■ Entries shown:
·····

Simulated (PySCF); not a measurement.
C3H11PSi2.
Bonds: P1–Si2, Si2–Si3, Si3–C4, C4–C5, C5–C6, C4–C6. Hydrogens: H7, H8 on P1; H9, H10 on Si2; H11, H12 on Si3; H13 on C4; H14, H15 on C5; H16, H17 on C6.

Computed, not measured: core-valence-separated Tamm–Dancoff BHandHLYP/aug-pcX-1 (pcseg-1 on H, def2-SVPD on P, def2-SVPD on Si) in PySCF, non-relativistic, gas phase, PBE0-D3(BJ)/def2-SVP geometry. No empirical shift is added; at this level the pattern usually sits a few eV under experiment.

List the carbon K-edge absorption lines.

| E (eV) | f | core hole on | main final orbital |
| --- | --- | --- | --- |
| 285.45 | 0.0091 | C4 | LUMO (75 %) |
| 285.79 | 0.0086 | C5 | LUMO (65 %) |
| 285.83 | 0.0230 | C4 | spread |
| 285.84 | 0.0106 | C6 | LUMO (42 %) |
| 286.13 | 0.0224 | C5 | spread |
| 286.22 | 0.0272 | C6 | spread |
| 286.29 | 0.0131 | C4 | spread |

·····

■ Task item: Could you retype all of the entries, leaving every character unchanged?

■ Response area:
Simulated (PySCF); not a measurement.
C3H11PSi2.
Bonds: P1–Si2, Si2–Si3, Si3–C4, C4–C5, C5–C6, C4–C6. Hydrogens: H7, H8 on P1; H9, H10 on Si2; H11, H12 on Si3; H13 on C4; H14, H15 on C5; H16, H17 on C6.

Computed, not measured: core-valence-separated Tamm–Dancoff BHandHLYP/aug-pcX-1 (pcseg-1 on H, def2-SVPD on P, def2-SVPD on Si) in PySCF, non-relativistic, gas phase, PBE0-D3(BJ)/def2-SVP geometry. No empirical shift is added; at this level the pattern usually sits a few eV under experiment.

List the carbon K-edge absorption lines.

| E (eV) | f | core hole on | main final orbital |
| --- | --- | --- | --- |
| 285.45 | 0.0091 | C4 | LUMO (75 %) |
| 285.79 | 0.0086 | C5 | LUMO (65 %) |
| 285.83 | 0.0230 | C4 | spread |
| 285.84 | 0.0106 | C6 | LUMO (42 %) |
| 286.13 | 0.0224 | C5 | spread |
| 286.22 | 0.0272 | C6 | spread |
| 286.29 | 0.0131 | C4 | spread |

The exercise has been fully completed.